++++ Data provided ++++

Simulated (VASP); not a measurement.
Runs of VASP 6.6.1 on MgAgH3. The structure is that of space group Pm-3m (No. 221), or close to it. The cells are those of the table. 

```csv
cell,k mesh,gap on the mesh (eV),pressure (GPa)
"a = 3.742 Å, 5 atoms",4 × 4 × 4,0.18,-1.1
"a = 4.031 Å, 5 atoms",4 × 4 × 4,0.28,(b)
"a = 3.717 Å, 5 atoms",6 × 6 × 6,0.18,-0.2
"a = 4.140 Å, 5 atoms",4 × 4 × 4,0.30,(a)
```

++++

Assigned task: Start to finish, give the listing again exactly.

Task response:
Simulated (VASP); not a measurement.
Runs of VASP 6.6.1 on MgAgH3. The structure is that of space group Pm-3m (No. 221), or close to it. The cells are those of the table. 

```csv
cell,k mesh,gap on the mesh (eV),pressure (GPa)
"a = 3.742 Å, 5 atoms",4 × 4 × 4,0.18,-1.1
"a = 4.031 Å, 5 atoms",4 × 4 × 4,0.28,(b)
"a = 3.717 Å, 5 atoms",6 × 6 × 6,0.18,-0.2
"a = 4.140 Å, 5 atoms",4 × 4 × 4,0.30,(a)
```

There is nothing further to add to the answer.